━━━━━ Supplied material ━━━━━
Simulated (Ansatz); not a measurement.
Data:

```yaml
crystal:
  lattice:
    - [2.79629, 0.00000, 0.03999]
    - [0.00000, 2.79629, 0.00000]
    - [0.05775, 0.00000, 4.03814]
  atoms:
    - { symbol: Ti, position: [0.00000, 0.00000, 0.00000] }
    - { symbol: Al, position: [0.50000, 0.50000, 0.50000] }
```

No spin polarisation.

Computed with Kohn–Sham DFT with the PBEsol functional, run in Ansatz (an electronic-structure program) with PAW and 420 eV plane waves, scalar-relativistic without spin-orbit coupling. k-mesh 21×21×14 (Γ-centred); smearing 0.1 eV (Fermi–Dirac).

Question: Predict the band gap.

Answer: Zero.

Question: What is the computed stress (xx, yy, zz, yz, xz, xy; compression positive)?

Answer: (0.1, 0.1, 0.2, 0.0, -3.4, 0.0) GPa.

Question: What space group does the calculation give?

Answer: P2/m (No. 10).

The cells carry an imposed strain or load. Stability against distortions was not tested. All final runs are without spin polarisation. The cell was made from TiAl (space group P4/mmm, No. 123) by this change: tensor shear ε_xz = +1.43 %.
━━━━━

> **Work instruction**
Send back the whole listing above exactly, please.

> **Result**
Simulated (Ansatz); not a measurement.
Data:

```yaml
crystal:
  lattice:
    - [2.79629, 0.00000, 0.03999]
    - [0.00000, 2.79629, 0.00000]
    - [0.05775, 0.00000, 4.03814]
  atoms:
    - { symbol: Ti, position: [0.00000, 0.00000, 0.00000] }
    - { symbol: Al, position: [0.50000, 0.50000, 0.50000] }
```

No spin polarisation.

Computed with Kohn–Sham DFT with the PBEsol functional, run in Ansatz (an electronic-structure program) with PAW and 420 eV plane waves, scalar-relativistic without spin-orbit coupling. k-mesh 21×21×14 (Γ-centred); smearing 0.1 eV (Fermi–Dirac).

Question: Predict the band gap.

Answer: Zero.

Question: What is the computed stress (xx, yy, zz, yz, xz, xy; compression positive)?

Answer: (0.1, 0.1, 0.2, 0.0, -3.4, 0.0) GPa.

Question: What space group does the calculation give?

Answer: P2/m (No. 10).

The cells carry an imposed strain or load. Stability against distortions was not tested. All final runs are without spin polarisation. The cell was made from TiAl (space group P4/mmm, No. 123) by this change: tensor shear ε_xz = +1.43 %.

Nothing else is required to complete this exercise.